(DATA UNDER STUDY):
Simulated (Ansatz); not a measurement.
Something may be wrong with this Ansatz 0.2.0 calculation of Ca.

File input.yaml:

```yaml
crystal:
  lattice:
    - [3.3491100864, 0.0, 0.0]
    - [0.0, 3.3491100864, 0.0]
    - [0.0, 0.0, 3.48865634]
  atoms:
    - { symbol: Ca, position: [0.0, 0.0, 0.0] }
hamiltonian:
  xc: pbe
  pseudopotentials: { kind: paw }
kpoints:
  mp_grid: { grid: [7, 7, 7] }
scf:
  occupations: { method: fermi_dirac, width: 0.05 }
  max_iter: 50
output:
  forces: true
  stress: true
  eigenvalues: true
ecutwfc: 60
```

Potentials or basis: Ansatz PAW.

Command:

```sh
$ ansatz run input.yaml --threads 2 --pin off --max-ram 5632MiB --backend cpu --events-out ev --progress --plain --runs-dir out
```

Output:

(WORK REQUEST): The lines to retype, exactly and only, run from the first line of the material through the line with "Potentials or basis: Ansatz PAW.".

(TASK SOLUTION):
Simulated (Ansatz); not a measurement.
Something may be wrong with this Ansatz 0.2.0 calculation of Ca.

File input.yaml:

```yaml
crystal:
  lattice:
    - [3.3491100864, 0.0, 0.0]
    - [0.0, 3.3491100864, 0.0]
    - [0.0, 0.0, 3.48865634]
  atoms:
    - { symbol: Ca, position: [0.0, 0.0, 0.0] }
hamiltonian:
  xc: pbe
  pseudopotentials: { kind: paw }
kpoints:
  mp_grid: { grid: [7, 7, 7] }
scf:
  occupations: { method: fermi_dirac, width: 0.05 }
  max_iter: 50
output:
  forces: true
  stress: true
  eigenvalues: true
ecutwfc: 60
```

Potentials or basis: Ansatz PAW.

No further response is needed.